Required action — For the listing that follows, give again exactly the lines from the one with "A. C/C=C(\F)Br" to the one with "D. F[C@@H]1C[C@H]1Br", including both.

Given records —
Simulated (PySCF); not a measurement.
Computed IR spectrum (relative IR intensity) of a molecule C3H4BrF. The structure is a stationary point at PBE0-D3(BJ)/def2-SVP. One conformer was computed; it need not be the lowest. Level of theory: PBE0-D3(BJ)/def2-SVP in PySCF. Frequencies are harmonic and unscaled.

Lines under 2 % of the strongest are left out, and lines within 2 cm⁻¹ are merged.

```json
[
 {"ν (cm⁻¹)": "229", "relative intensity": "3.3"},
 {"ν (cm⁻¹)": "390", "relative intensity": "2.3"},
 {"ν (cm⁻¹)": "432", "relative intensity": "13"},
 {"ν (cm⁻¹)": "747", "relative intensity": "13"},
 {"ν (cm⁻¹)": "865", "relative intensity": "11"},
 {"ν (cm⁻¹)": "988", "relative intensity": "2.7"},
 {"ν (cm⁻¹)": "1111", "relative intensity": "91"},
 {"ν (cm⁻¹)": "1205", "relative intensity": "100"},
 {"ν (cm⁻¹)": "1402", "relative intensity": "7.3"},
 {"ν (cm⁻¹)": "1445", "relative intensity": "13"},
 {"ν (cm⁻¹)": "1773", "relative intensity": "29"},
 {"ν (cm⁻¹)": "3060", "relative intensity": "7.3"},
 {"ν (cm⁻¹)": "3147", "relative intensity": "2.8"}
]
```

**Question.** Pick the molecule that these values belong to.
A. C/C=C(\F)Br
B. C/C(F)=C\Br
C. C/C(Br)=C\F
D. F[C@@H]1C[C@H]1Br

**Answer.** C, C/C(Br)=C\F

Worked solution —
A. C/C=C(\F)Br
B. C/C(F)=C\Br
C. C/C(Br)=C\F
D. F[C@@H]1C[C@H]1Br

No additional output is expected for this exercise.